INFORMATION PROVIDED —

=-=-=-=-=

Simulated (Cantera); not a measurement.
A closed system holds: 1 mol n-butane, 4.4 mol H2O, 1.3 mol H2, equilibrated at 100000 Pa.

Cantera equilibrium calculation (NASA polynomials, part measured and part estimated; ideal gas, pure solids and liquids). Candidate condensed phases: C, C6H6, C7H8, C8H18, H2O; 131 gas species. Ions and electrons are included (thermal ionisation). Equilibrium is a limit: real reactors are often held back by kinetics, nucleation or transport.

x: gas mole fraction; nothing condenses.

=-=-=-=-=

Retype exactly, and only, the lines above from the one where "A closed system" occurs up to and including the one where "Cantera equilibrium calculation" occurs.

WORKED SOLUTION —
A closed system holds: 1 mol n-butane, 4.4 mol H2O, 1.3 mol H2, equilibrated at 100000 Pa.

Cantera equilibrium calculation (NASA polynomials, part measured and part estimated; ideal gas, pure solids and liquids). Candidate condensed phases: C, C6H6, C7H8, C8H18, H2O; 131 gas species. Ions and electrons are included (thermal ionisation). Equilibrium is a limit: real reactors are often held back by kinetics, nucleation or transport.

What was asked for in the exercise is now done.